*Required action*.
Your answer must match the material exactly, line for line.

*Given entries*.
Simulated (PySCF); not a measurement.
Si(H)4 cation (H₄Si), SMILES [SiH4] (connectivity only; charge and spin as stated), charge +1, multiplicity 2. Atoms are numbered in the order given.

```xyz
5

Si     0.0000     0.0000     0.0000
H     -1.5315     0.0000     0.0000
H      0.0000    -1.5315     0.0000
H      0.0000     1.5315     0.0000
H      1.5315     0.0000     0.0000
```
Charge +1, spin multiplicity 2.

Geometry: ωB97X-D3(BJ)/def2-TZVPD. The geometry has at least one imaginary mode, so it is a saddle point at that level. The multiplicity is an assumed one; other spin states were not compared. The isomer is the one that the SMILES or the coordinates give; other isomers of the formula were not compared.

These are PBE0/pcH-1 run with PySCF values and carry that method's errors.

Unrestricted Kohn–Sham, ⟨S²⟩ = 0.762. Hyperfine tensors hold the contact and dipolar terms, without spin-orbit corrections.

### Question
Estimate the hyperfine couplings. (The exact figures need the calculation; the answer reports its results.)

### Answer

*Written reply*.
Simulated (PySCF); not a measurement.
Si(H)4 cation (H₄Si), SMILES [SiH4] (connectivity only; charge and spin as stated), charge +1, multiplicity 2. Atoms are numbered in the order given.

```xyz
5

Si     0.0000     0.0000     0.0000
H     -1.5315     0.0000     0.0000
H      0.0000    -1.5315     0.0000
H      0.0000     1.5315     0.0000
H      1.5315     0.0000     0.0000
```
Charge +1, spin multiplicity 2.

Geometry: ωB97X-D3(BJ)/def2-TZVPD. The geometry has at least one imaginary mode, so it is a saddle point at that level. The multiplicity is an assumed one; other spin states were not compared. The isomer is the one that the SMILES or the coordinates give; other isomers of the formula were not compared.

These are PBE0/pcH-1 run with PySCF values and carry that method's errors.

Unrestricted Kohn–Sham, ⟨S²⟩ = 0.762. Hyperfine tensors hold the contact and dipolar terms, without spin-orbit corrections.

### Question
Estimate the hyperfine couplings. (The exact figures need the calculation; the answer reports its results.)

### Answer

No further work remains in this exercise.